Activity:
Copy out again, unchanged, the listing below from the line that has "Question: Which change was made?" through the line that has "Answer: C, temperature from 20 to 30 °C".

Information provided:
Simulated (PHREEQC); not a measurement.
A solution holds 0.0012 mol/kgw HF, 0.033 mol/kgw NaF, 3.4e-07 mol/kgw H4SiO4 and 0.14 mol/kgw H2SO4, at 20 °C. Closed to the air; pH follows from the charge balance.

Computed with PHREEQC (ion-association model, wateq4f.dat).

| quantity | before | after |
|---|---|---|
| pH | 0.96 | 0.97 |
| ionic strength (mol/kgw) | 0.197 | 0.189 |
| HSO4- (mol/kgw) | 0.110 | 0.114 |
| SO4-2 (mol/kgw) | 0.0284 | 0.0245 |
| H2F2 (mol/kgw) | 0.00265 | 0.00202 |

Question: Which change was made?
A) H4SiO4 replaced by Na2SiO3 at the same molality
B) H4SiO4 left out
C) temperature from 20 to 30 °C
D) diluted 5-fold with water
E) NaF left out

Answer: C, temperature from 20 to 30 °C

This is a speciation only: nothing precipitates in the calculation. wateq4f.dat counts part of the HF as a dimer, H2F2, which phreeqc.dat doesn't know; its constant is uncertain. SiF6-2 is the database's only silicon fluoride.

Answer section:
Question: Which change was made?
A) H4SiO4 replaced by Na2SiO3 at the same molality
B) H4SiO4 left out
C) temperature from 20 to 30 °C
D) diluted 5-fold with water
E) NaF left out

Answer: C, temperature from 20 to 30 °C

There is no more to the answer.